SUPPLIED DATA:
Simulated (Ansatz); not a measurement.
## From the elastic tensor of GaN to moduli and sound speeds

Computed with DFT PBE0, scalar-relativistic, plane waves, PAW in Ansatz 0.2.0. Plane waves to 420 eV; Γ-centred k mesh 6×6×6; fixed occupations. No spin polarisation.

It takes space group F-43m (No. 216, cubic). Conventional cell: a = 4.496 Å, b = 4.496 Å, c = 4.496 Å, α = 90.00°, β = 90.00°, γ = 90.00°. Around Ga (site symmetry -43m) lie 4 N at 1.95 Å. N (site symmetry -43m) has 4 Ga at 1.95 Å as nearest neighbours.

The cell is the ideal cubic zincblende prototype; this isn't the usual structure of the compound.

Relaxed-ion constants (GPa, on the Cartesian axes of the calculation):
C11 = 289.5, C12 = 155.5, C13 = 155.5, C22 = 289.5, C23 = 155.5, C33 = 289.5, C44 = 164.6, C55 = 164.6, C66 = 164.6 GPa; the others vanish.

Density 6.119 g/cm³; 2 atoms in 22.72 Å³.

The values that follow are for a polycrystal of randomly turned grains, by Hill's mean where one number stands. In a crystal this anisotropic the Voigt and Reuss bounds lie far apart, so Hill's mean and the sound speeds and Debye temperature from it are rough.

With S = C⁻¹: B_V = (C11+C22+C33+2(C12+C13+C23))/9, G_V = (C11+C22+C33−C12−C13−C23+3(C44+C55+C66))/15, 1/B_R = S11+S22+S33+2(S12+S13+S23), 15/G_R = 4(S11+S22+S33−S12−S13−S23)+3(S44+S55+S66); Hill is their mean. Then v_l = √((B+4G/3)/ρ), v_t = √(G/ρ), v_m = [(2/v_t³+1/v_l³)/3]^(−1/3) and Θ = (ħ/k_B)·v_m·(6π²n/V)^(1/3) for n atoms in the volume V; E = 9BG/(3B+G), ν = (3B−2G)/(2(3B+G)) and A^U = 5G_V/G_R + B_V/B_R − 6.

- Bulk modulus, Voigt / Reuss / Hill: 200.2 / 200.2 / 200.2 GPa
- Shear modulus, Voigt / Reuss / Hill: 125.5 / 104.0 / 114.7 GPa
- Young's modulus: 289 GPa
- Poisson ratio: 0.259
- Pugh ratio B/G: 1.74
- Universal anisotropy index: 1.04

WORK REQUEST:
Please reproduce exactly the lines in the listing above from the one containing "Density 6.119 g/cm³; 2 atoms in 22.72 Å³." through the one containing "The values that", both included, and nothing more.

WRITTEN ANSWER:
Density 6.119 g/cm³; 2 atoms in 22.72 Å³.

The values that follow are for a polycrystal of randomly turned grains, by Hill's mean where one number stands. In a crystal this anisotropic the Voigt and Reuss bounds lie far apart, so Hill's mean and the sound speeds and Debye temperature from it are rough.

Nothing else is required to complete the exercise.